A word-for-word repetition of the records beneath this task is the expected answer.

- RAW DATA -

====

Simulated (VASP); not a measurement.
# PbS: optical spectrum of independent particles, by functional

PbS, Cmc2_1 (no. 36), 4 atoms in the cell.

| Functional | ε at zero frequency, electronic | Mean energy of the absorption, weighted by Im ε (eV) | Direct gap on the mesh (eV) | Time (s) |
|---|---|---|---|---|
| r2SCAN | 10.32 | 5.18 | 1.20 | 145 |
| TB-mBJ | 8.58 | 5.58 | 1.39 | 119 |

====

- ANSWER SECTION -
Simulated (VASP); not a measurement.
# PbS: optical spectrum of independent particles, by functional

PbS, Cmc2_1 (no. 36), 4 atoms in the cell.

| Functional | ε at zero frequency, electronic | Mean energy of the absorption, weighted by Im ε (eV) | Direct gap on the mesh (eV) | Time (s) |
|---|---|---|---|---|
| r2SCAN | 10.32 | 5.18 | 1.20 | 145 |
| TB-mBJ | 8.58 | 5.58 | 1.39 | 119 |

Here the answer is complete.